== Listed records ==
========

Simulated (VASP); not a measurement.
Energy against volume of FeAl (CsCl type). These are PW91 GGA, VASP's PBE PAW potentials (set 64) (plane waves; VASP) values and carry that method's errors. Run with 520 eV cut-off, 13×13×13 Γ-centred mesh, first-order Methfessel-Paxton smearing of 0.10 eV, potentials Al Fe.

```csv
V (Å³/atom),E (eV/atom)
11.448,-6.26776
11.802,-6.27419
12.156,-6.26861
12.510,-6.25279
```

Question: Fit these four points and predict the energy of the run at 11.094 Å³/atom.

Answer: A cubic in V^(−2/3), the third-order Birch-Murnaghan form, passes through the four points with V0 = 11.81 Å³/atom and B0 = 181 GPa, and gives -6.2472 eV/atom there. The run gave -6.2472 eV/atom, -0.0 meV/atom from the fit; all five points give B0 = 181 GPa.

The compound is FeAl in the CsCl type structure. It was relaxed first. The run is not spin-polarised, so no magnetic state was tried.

========

Out of the data above, give again only the lines starting at the one holding "Question: Fit these" and ending at the one holding "Answer: A cubic", unchanged.

Question: Fit these four points and predict the energy of the run at 11.094 Å³/atom.

Answer: A cubic in V^(−2/3), the third-order Birch-Murnaghan form, passes through the four points with V0 = 11.81 Å³/atom and B0 = 181 GPa, and gives -6.2472 eV/atom there. The run gave -6.2472 eV/atom, -0.0 meV/atom from the fit; all five points give B0 = 181 GPa.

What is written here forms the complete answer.